§ Input data:
::::

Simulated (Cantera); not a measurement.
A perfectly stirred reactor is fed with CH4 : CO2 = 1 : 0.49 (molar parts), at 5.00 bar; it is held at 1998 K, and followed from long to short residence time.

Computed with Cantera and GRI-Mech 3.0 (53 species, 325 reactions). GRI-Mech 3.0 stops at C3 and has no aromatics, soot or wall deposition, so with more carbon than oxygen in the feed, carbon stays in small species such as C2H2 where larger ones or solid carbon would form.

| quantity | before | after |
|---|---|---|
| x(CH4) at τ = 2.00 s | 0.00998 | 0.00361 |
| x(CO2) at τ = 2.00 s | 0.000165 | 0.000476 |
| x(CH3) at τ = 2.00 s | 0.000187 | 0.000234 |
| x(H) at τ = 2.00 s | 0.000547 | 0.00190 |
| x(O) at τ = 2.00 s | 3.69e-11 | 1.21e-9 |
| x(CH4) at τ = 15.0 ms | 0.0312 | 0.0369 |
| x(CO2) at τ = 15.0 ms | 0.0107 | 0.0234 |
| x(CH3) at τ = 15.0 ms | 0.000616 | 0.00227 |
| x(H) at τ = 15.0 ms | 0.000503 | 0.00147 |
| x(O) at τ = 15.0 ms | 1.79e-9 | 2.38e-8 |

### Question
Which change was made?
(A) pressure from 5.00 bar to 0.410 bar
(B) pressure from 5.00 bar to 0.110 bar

::::

§ Assigned task: Please print each entry once more, exactly as it reads.

§ Written response:
Simulated (Cantera); not a measurement.
A perfectly stirred reactor is fed with CH4 : CO2 = 1 : 0.49 (molar parts), at 5.00 bar; it is held at 1998 K, and followed from long to short residence time.

Computed with Cantera and GRI-Mech 3.0 (53 species, 325 reactions). GRI-Mech 3.0 stops at C3 and has no aromatics, soot or wall deposition, so with more carbon than oxygen in the feed, carbon stays in small species such as C2H2 where larger ones or solid carbon would form.

| quantity | before | after |
|---|---|---|
| x(CH4) at τ = 2.00 s | 0.00998 | 0.00361 |
| x(CO2) at τ = 2.00 s | 0.000165 | 0.000476 |
| x(CH3) at τ = 2.00 s | 0.000187 | 0.000234 |
| x(H) at τ = 2.00 s | 0.000547 | 0.00190 |
| x(O) at τ = 2.00 s | 3.69e-11 | 1.21e-9 |
| x(CH4) at τ = 15.0 ms | 0.0312 | 0.0369 |
| x(CO2) at τ = 15.0 ms | 0.0107 | 0.0234 |
| x(CH3) at τ = 15.0 ms | 0.000616 | 0.00227 |
| x(H) at τ = 15.0 ms | 0.000503 | 0.00147 |
| x(O) at τ = 15.0 ms | 1.79e-9 | 2.38e-8 |

### Question
Which change was made?
(A) pressure from 5.00 bar to 0.410 bar
(B) pressure from 5.00 bar to 0.110 bar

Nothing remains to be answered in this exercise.